_Records provided_
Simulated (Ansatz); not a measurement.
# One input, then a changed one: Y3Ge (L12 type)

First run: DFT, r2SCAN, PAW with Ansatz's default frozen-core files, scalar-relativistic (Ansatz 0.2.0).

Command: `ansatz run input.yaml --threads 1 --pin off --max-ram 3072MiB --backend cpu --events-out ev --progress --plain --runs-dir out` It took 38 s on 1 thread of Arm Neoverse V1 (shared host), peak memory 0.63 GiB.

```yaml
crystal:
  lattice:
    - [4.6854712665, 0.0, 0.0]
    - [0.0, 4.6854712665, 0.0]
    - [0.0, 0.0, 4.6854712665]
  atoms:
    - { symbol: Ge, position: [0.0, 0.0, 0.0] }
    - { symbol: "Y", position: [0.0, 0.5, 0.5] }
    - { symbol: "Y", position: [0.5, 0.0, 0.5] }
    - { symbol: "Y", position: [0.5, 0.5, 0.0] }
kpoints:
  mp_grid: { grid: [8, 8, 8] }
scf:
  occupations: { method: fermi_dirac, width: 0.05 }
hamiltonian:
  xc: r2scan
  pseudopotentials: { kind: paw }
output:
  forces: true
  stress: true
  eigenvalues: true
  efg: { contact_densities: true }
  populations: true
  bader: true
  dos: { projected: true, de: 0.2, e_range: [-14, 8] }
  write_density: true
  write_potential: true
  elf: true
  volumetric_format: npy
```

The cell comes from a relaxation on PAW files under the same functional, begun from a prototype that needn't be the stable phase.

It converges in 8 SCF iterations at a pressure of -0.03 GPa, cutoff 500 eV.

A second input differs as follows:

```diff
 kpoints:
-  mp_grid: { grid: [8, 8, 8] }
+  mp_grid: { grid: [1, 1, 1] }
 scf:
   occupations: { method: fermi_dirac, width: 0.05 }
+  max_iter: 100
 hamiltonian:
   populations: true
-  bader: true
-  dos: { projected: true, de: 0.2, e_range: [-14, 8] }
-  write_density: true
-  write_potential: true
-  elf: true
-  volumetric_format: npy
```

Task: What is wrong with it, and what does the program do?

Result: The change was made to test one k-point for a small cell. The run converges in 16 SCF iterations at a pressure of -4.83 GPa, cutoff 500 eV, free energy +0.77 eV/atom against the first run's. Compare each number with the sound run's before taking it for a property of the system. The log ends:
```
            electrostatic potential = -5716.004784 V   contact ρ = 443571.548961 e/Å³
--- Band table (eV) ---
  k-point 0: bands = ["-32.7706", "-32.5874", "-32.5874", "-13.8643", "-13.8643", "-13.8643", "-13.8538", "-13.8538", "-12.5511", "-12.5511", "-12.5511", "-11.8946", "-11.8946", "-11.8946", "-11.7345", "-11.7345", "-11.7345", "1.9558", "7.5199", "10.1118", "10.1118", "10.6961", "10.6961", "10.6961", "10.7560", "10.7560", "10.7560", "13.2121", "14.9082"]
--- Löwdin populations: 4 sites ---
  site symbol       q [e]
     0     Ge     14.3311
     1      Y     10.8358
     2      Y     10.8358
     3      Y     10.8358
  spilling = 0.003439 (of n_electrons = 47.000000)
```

_Work item_
Here the job is to set down exactly the lines of the material above that fall between the one with "A second input" and the one with "Task: What is", inclusive, and nothing beyond them.

_Your response_
A second input differs as follows:

```diff
 kpoints:
-  mp_grid: { grid: [8, 8, 8] }
+  mp_grid: { grid: [1, 1, 1] }
 scf:
   occupations: { method: fermi_dirac, width: 0.05 }
+  max_iter: 100
 hamiltonian:
   populations: true
-  bader: true
-  dos: { projected: true, de: 0.2, e_range: [-14, 8] }
-  write_density: true
-  write_potential: true
-  elf: true
-  volumetric_format: npy
```

Task: What is wrong with it, and what does the program do?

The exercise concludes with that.